GIVEN RECORDS -
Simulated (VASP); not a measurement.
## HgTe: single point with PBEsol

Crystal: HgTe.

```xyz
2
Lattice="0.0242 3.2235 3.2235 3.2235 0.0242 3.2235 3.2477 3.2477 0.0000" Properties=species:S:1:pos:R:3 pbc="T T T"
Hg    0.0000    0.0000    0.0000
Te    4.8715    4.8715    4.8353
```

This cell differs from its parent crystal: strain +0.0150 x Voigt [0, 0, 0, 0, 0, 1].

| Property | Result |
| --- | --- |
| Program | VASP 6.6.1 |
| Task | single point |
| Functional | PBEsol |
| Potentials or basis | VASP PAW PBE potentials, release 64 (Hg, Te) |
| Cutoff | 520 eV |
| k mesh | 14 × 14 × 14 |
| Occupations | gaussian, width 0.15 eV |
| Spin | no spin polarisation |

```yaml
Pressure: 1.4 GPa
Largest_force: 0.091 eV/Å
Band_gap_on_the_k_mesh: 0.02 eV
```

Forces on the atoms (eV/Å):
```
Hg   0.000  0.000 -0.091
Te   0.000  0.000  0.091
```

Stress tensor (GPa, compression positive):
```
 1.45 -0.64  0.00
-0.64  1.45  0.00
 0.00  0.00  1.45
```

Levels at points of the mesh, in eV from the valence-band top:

REQUIRED ACTION - Retype only this portion of the data above: the line containing "This cell differs", the line containing "14 × 14 × 14 |", and all lines between them, exactly.

WRITTEN SOLUTION -
This cell differs from its parent crystal: strain +0.0150 x Voigt [0, 0, 0, 0, 0, 1].

| Property | Result |
| --- | --- |
| Program | VASP 6.6.1 |
| Task | single point |
| Functional | PBEsol |
| Potentials or basis | VASP PAW PBE potentials, release 64 (Hg, Te) |
| Cutoff | 520 eV |
| k mesh | 14 × 14 × 14 |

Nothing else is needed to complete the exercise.